Work task:
Each line of the listing below, from the very first to the one that contains "0.091 | yes |", is to be retyped exactly as it stands.

● ● ● ● ● ● ●

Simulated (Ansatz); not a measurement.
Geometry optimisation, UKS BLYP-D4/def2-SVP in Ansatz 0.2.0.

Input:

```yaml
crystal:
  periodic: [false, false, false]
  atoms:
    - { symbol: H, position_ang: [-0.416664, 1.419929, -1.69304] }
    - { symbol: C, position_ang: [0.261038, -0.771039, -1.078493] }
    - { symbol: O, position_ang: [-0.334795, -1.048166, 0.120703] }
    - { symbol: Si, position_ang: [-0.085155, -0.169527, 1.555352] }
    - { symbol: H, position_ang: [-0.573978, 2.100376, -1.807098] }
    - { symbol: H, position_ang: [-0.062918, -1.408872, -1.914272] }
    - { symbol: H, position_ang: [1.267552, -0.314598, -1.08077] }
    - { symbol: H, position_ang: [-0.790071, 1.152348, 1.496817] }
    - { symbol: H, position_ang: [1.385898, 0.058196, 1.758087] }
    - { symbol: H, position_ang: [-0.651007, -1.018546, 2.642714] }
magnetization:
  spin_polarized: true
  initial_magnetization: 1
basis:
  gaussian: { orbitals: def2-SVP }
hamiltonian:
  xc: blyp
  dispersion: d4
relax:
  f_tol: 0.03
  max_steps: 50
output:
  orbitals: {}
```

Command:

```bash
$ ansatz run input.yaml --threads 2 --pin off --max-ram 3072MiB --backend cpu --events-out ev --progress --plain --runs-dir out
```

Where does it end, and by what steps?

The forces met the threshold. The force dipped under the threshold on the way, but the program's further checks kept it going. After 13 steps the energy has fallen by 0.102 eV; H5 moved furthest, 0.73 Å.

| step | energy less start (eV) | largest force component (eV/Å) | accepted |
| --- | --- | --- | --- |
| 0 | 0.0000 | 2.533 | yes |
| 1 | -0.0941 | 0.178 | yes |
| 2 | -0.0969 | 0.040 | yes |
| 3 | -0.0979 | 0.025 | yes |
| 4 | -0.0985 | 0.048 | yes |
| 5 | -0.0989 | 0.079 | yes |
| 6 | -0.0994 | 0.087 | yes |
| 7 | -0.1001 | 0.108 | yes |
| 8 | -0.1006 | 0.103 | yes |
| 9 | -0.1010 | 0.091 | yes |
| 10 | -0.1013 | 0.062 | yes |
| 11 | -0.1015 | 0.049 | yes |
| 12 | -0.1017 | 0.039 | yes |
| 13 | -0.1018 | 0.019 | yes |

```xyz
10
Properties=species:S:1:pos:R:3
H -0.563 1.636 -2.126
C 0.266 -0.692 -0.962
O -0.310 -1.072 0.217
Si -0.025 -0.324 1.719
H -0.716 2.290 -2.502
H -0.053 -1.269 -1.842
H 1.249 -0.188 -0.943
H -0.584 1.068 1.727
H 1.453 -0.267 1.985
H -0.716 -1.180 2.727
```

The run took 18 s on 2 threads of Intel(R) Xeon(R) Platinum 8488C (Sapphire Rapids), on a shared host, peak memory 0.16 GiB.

● ● ● ● ● ● ●

Solution:
Simulated (Ansatz); not a measurement.
Geometry optimisation, UKS BLYP-D4/def2-SVP in Ansatz 0.2.0.

Input:

```yaml
crystal:
  periodic: [false, false, false]
  atoms:
    - { symbol: H, position_ang: [-0.416664, 1.419929, -1.69304] }
    - { symbol: C, position_ang: [0.261038, -0.771039, -1.078493] }
    - { symbol: O, position_ang: [-0.334795, -1.048166, 0.120703] }
    - { symbol: Si, position_ang: [-0.085155, -0.169527, 1.555352] }
    - { symbol: H, position_ang: [-0.573978, 2.100376, -1.807098] }
    - { symbol: H, position_ang: [-0.062918, -1.408872, -1.914272] }
    - { symbol: H, position_ang: [1.267552, -0.314598, -1.08077] }
    - { symbol: H, position_ang: [-0.790071, 1.152348, 1.496817] }
    - { symbol: H, position_ang: [1.385898, 0.058196, 1.758087] }
    - { symbol: H, position_ang: [-0.651007, -1.018546, 2.642714] }
magnetization:
  spin_polarized: true
  initial_magnetization: 1
basis:
  gaussian: { orbitals: def2-SVP }
hamiltonian:
  xc: blyp
  dispersion: d4
relax:
  f_tol: 0.03
  max_steps: 50
output:
  orbitals: {}
```

Command:

```bash
$ ansatz run input.yaml --threads 2 --pin off --max-ram 3072MiB --backend cpu --events-out ev --progress --plain --runs-dir out
```

Where does it end, and by what steps?

The forces met the threshold. The force dipped under the threshold on the way, but the program's further checks kept it going. After 13 steps the energy has fallen by 0.102 eV; H5 moved furthest, 0.73 Å.

| step | energy less start (eV) | largest force component (eV/Å) | accepted |
| --- | --- | --- | --- |
| 0 | 0.0000 | 2.533 | yes |
| 1 | -0.0941 | 0.178 | yes |
| 2 | -0.0969 | 0.040 | yes |
| 3 | -0.0979 | 0.025 | yes |
| 4 | -0.0985 | 0.048 | yes |
| 5 | -0.0989 | 0.079 | yes |
| 6 | -0.0994 | 0.087 | yes |
| 7 | -0.1001 | 0.108 | yes |
| 8 | -0.1006 | 0.103 | yes |
| 9 | -0.1010 | 0.091 | yes |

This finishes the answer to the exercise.